Work instruction - Please copy exactly the lines from the top of the data through the line containing "Question. Transistor (EKV", and nothing else.

Data -
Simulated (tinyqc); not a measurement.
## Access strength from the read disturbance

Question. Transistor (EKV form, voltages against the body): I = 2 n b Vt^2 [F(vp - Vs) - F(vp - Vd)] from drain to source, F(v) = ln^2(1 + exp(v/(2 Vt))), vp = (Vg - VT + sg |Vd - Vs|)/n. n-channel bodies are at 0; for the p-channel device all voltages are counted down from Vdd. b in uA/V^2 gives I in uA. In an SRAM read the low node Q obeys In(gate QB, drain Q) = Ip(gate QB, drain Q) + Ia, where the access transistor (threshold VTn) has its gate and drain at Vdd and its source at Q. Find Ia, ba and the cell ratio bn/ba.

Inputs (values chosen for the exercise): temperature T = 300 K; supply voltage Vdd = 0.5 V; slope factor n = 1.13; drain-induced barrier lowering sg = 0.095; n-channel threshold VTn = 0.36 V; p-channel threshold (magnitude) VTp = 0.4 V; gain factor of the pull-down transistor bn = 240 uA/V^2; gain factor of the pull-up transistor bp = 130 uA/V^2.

Worked solution -
Simulated (tinyqc); not a measurement.
## Access strength from the read disturbance

Question. Transistor (EKV form, voltages against the body): I = 2 n b Vt^2 [F(vp - Vs) - F(vp - Vd)] from drain to source, F(v) = ln^2(1 + exp(v/(2 Vt))), vp = (Vg - VT + sg |Vd - Vs|)/n. n-channel bodies are at 0; for the p-channel device all voltages are counted down from Vdd. b in uA/V^2 gives I in uA. In an SRAM read the low node Q obeys In(gate QB, drain Q) = Ip(gate QB, drain Q) + Ia, where the access transistor (threshold VTn) has its gate and drain at Vdd and its source at Q. Find Ia, ba and the cell ratio bn/ba.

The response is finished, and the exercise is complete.